* Excerpted data *
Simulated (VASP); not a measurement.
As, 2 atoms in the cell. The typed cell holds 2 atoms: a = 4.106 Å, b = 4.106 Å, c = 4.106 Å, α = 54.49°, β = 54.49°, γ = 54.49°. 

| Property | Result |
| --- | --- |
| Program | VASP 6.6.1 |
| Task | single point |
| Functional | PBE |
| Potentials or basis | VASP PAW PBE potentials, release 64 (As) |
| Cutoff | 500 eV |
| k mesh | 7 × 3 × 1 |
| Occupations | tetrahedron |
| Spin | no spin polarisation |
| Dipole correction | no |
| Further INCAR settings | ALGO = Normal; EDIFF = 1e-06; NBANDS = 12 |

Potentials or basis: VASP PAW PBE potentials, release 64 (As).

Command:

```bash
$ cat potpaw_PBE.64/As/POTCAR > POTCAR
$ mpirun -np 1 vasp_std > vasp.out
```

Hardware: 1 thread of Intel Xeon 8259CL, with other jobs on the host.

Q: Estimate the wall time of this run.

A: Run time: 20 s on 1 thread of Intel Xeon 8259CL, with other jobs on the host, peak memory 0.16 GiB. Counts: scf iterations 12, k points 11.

* Task item *
The lines above from the one with "Occupations | tetrahedron |" through the one with "Q: Estimate the wall time of this run." are to be duplicated exactly, ends included, with nothing added.

* Written answer *
| Occupations | tetrahedron |
| Spin | no spin polarisation |
| Dipole correction | no |
| Further INCAR settings | ALGO = Normal; EDIFF = 1e-06; NBANDS = 12 |

Potentials or basis: VASP PAW PBE potentials, release 64 (As).

Command:

```bash
$ cat potpaw_PBE.64/As/POTCAR > POTCAR
$ mpirun -np 1 vasp_std > vasp.out
```

Hardware: 1 thread of Intel Xeon 8259CL, with other jobs on the host.

Q: Estimate the wall time of this run.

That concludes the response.